Start of Data section

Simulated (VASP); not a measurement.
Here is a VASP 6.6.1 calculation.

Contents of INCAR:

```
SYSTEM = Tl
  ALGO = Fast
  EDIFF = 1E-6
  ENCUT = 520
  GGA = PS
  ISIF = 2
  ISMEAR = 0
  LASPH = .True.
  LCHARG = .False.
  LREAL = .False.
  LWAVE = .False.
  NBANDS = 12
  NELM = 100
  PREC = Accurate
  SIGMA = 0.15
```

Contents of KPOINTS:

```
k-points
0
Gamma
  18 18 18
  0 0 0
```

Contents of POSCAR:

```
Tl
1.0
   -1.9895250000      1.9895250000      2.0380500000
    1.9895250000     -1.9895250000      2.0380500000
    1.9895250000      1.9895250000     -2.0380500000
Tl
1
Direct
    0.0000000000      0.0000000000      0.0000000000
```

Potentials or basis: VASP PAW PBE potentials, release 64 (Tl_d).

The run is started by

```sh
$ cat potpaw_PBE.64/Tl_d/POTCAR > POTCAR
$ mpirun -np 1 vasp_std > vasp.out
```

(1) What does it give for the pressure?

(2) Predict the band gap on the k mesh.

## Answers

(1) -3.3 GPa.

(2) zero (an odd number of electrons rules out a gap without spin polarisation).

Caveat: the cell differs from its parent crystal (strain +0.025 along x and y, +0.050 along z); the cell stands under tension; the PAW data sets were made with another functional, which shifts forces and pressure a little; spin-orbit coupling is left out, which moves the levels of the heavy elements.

End of Data section

▸ **Work item**:
Nothing but an exact copy of the lines from the first one above through the line holding "(2) zero (an" should be returned.

▸ **Your response**:
Simulated (VASP); not a measurement.
Here is a VASP 6.6.1 calculation.

Contents of INCAR:

```
SYSTEM = Tl
  ALGO = Fast
  EDIFF = 1E-6
  ENCUT = 520
  GGA = PS
  ISIF = 2
  ISMEAR = 0
  LASPH = .True.
  LCHARG = .False.
  LREAL = .False.
  LWAVE = .False.
  NBANDS = 12
  NELM = 100
  PREC = Accurate
  SIGMA = 0.15
```

Contents of KPOINTS:

```
k-points
0
Gamma
  18 18 18
  0 0 0
```

Contents of POSCAR:

```
Tl
1.0
   -1.9895250000      1.9895250000      2.0380500000
    1.9895250000     -1.9895250000      2.0380500000
    1.9895250000      1.9895250000     -2.0380500000
Tl
1
Direct
    0.0000000000      0.0000000000      0.0000000000
```

Potentials or basis: VASP PAW PBE potentials, release 64 (Tl_d).

The run is started by

```sh
$ cat potpaw_PBE.64/Tl_d/POTCAR > POTCAR
$ mpirun -np 1 vasp_std > vasp.out
```

(1) What does it give for the pressure?

(2) Predict the band gap on the k mesh.

## Answers

(1) -3.3 GPa.

(2) zero (an odd number of electrons rules out a gap without spin polarisation).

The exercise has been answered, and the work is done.